STUDY MATERIAL:
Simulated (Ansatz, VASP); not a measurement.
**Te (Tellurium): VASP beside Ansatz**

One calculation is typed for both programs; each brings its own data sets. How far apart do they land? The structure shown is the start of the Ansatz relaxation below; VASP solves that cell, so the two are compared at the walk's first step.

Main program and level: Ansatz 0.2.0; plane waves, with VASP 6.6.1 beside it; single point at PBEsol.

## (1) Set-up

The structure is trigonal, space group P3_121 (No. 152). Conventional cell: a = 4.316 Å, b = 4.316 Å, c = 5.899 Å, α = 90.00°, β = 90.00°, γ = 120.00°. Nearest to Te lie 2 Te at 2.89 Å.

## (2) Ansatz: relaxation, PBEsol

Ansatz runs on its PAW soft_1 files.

ACTIVITY:
Write the listing out again in its entirety, exactly.

RESPONSE BOX:
Simulated (Ansatz, VASP); not a measurement.
**Te (Tellurium): VASP beside Ansatz**

One calculation is typed for both programs; each brings its own data sets. How far apart do they land? The structure shown is the start of the Ansatz relaxation below; VASP solves that cell, so the two are compared at the walk's first step.

Main program and level: Ansatz 0.2.0; plane waves, with VASP 6.6.1 beside it; single point at PBEsol.

## (1) Set-up

The structure is trigonal, space group P3_121 (No. 152). Conventional cell: a = 4.316 Å, b = 4.316 Å, c = 5.899 Å, α = 90.00°, β = 90.00°, γ = 120.00°. Nearest to Te lie 2 Te at 2.89 Å.

## (2) Ansatz: relaxation, PBEsol

Ansatz runs on its PAW soft_1 files.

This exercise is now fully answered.